Segment Open

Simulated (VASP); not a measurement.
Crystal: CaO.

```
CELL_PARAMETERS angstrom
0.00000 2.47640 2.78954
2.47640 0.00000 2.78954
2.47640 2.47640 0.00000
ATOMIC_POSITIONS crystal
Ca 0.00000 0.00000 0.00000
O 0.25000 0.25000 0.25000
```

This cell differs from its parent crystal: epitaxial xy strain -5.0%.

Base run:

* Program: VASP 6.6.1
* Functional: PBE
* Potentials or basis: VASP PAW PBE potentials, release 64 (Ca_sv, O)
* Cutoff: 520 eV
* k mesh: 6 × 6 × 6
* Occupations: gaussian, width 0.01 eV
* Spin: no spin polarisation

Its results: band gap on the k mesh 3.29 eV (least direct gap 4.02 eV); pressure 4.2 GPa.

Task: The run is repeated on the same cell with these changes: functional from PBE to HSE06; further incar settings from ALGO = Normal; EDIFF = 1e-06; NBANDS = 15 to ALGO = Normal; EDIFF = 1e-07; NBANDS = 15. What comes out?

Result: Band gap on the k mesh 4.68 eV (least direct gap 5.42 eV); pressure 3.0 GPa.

Segment Closed

Action item —
The entries above must be retyped exactly, down to the last character.

Expected answer —
Simulated (VASP); not a measurement.
Crystal: CaO.

```
CELL_PARAMETERS angstrom
0.00000 2.47640 2.78954
2.47640 0.00000 2.78954
2.47640 2.47640 0.00000
ATOMIC_POSITIONS crystal
Ca 0.00000 0.00000 0.00000
O 0.25000 0.25000 0.25000
```

This cell differs from its parent crystal: epitaxial xy strain -5.0%.

Base run:

* Program: VASP 6.6.1
* Functional: PBE
* Potentials or basis: VASP PAW PBE potentials, release 64 (Ca_sv, O)
* Cutoff: 520 eV
* k mesh: 6 × 6 × 6
* Occupations: gaussian, width 0.01 eV
* Spin: no spin polarisation

Its results: band gap on the k mesh 3.29 eV (least direct gap 4.02 eV); pressure 4.2 GPa.

Task: The run is repeated on the same cell with these changes: functional from PBE to HSE06; further incar settings from ALGO = Normal; EDIFF = 1e-06; NBANDS = 15 to ALGO = Normal; EDIFF = 1e-07; NBANDS = 15. What comes out?

Result: Band gap on the k mesh 4.68 eV (least direct gap 5.42 eV); pressure 3.0 GPa.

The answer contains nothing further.